——
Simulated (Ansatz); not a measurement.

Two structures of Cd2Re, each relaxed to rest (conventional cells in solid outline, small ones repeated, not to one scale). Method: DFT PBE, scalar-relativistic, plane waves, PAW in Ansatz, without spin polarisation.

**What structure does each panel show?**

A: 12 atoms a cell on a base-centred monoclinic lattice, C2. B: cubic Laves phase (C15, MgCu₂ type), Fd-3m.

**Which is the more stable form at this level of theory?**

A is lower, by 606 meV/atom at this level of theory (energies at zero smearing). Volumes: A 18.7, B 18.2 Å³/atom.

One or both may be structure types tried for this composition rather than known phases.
——

Brief: Reply by returning the full set of records above exactly.

Result:
Simulated (Ansatz); not a measurement.

Two structures of Cd2Re, each relaxed to rest (conventional cells in solid outline, small ones repeated, not to one scale). Method: DFT PBE, scalar-relativistic, plane waves, PAW in Ansatz, without spin polarisation.

**What structure does each panel show?**

A: 12 atoms a cell on a base-centred monoclinic lattice, C2. B: cubic Laves phase (C15, MgCu₂ type), Fd-3m.

**Which is the more stable form at this level of theory?**

A is lower, by 606 meV/atom at this level of theory (energies at zero smearing). Volumes: A 18.7, B 18.2 Å³/atom.

One or both may be structure types tried for this composition rather than known phases.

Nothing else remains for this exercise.